Required action: Return the opening lines of the material, word for word. End with the line that contains "Answer: Band gap".

○ ○ ○ ○

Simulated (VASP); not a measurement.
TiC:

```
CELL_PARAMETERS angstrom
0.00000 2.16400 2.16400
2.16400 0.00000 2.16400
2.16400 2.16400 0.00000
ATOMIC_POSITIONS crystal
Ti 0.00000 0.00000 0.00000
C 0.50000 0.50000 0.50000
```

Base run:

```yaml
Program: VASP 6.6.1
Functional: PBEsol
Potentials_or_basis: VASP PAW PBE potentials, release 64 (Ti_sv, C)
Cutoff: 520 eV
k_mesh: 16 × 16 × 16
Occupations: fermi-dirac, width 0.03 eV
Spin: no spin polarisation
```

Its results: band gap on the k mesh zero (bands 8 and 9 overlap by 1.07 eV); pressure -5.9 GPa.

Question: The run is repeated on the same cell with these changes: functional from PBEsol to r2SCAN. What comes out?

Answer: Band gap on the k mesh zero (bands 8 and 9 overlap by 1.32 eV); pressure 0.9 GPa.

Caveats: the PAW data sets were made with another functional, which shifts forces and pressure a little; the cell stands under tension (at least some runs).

○ ○ ○ ○

Worked solution:
Simulated (VASP); not a measurement.
TiC:

```
CELL_PARAMETERS angstrom
0.00000 2.16400 2.16400
2.16400 0.00000 2.16400
2.16400 2.16400 0.00000
ATOMIC_POSITIONS crystal
Ti 0.00000 0.00000 0.00000
C 0.50000 0.50000 0.50000
```

Base run:

```yaml
Program: VASP 6.6.1
Functional: PBEsol
Potentials_or_basis: VASP PAW PBE potentials, release 64 (Ti_sv, C)
Cutoff: 520 eV
k_mesh: 16 × 16 × 16
Occupations: fermi-dirac, width 0.03 eV
Spin: no spin polarisation
```

Its results: band gap on the k mesh zero (bands 8 and 9 overlap by 1.07 eV); pressure -5.9 GPa.

Question: The run is repeated on the same cell with these changes: functional from PBEsol to r2SCAN. What comes out?

Answer: Band gap on the k mesh zero (bands 8 and 9 overlap by 1.32 eV); pressure 0.9 GPa.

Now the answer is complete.